Segment Open
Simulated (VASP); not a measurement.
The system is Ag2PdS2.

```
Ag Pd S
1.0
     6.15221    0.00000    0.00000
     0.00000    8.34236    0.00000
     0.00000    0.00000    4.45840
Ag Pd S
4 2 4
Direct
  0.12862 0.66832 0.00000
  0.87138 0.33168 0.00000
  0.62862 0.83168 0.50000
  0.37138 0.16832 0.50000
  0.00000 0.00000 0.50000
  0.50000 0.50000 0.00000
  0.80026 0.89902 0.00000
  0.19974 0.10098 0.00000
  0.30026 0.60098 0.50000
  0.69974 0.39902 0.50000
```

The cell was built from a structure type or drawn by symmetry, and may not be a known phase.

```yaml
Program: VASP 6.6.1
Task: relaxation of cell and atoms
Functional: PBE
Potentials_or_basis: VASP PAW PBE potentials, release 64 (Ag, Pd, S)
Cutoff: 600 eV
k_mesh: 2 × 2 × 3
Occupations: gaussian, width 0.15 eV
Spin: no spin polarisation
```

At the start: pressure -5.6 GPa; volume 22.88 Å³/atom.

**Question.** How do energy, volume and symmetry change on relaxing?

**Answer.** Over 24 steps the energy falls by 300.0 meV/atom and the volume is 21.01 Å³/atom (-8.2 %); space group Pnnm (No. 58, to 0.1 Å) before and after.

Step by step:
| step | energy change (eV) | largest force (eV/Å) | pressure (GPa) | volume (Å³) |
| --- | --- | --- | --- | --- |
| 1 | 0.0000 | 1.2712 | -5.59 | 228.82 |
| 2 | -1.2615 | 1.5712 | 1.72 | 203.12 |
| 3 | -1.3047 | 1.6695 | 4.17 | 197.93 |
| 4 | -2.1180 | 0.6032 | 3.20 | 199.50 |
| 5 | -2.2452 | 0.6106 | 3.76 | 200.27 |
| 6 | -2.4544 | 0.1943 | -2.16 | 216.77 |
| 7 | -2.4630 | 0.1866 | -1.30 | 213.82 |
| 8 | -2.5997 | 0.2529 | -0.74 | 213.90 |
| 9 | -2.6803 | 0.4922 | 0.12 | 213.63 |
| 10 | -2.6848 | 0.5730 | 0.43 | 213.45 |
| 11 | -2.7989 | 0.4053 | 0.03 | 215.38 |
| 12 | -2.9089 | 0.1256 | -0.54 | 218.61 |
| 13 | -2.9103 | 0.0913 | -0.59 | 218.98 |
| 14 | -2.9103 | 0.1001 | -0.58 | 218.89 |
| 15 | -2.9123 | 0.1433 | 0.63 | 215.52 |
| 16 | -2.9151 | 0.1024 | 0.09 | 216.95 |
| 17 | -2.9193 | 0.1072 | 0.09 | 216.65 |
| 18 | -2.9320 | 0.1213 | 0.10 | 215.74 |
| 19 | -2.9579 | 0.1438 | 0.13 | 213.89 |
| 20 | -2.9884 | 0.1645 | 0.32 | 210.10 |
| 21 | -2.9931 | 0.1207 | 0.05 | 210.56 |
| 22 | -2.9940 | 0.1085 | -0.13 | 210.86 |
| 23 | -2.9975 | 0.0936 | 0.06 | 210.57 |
Segment Closed

» **Work task**: Beginning at the line with "-2.16 | 216.77 |" and ending at the line with "-0.13 | 210.86 |", reproduce each line of the data above exactly, and add no other lines.

» **Expected answer**:
| 6 | -2.4544 | 0.1943 | -2.16 | 216.77 |
| 7 | -2.4630 | 0.1866 | -1.30 | 213.82 |
| 8 | -2.5997 | 0.2529 | -0.74 | 213.90 |
| 9 | -2.6803 | 0.4922 | 0.12 | 213.63 |
| 10 | -2.6848 | 0.5730 | 0.43 | 213.45 |
| 11 | -2.7989 | 0.4053 | 0.03 | 215.38 |
| 12 | -2.9089 | 0.1256 | -0.54 | 218.61 |
| 13 | -2.9103 | 0.0913 | -0.59 | 218.98 |
| 14 | -2.9103 | 0.1001 | -0.58 | 218.89 |
| 15 | -2.9123 | 0.1433 | 0.63 | 215.52 |
| 16 | -2.9151 | 0.1024 | 0.09 | 216.95 |
| 17 | -2.9193 | 0.1072 | 0.09 | 216.65 |
| 18 | -2.9320 | 0.1213 | 0.10 | 215.74 |
| 19 | -2.9579 | 0.1438 | 0.13 | 213.89 |
| 20 | -2.9884 | 0.1645 | 0.32 | 210.10 |
| 21 | -2.9931 | 0.1207 | 0.05 | 210.56 |
| 22 | -2.9940 | 0.1085 | -0.13 | 210.86 |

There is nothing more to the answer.